- GIVEN DATA
..............................

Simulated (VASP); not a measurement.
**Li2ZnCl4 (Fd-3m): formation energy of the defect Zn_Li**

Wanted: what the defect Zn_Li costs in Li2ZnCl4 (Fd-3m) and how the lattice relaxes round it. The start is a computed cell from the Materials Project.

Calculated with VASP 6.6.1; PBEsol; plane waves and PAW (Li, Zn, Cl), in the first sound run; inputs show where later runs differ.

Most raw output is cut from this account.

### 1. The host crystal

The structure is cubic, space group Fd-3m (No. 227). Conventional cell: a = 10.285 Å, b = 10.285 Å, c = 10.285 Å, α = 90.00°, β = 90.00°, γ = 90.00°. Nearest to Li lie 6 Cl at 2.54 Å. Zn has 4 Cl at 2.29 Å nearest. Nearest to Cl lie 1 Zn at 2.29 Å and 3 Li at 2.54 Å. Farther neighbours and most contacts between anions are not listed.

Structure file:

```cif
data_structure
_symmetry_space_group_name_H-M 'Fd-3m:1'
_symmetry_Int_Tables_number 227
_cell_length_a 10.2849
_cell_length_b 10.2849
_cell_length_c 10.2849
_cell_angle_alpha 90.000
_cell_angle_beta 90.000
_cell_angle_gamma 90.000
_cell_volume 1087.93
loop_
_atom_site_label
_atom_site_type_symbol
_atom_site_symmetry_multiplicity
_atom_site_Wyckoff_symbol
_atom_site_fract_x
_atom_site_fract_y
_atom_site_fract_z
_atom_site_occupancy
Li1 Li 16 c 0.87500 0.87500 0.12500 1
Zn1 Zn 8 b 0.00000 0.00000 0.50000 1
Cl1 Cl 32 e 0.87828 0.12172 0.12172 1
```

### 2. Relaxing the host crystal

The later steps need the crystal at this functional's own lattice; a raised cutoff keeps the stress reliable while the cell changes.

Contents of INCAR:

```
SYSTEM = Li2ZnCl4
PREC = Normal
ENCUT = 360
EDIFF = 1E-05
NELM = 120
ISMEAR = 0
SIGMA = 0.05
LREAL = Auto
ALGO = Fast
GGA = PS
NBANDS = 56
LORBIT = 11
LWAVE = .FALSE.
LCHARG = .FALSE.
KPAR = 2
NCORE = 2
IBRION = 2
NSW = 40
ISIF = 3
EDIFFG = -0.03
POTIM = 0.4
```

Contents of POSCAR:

..............................

- ACTIVITY
Through the line that holds "Wanted: what the", repeat the material above exactly, starting at its first line.

- EXPECTED ANSWER
Simulated (VASP); not a measurement.
**Li2ZnCl4 (Fd-3m): formation energy of the defect Zn_Li**

Wanted: what the defect Zn_Li costs in Li2ZnCl4 (Fd-3m) and how the lattice relaxes round it. The start is a computed cell from the Materials Project.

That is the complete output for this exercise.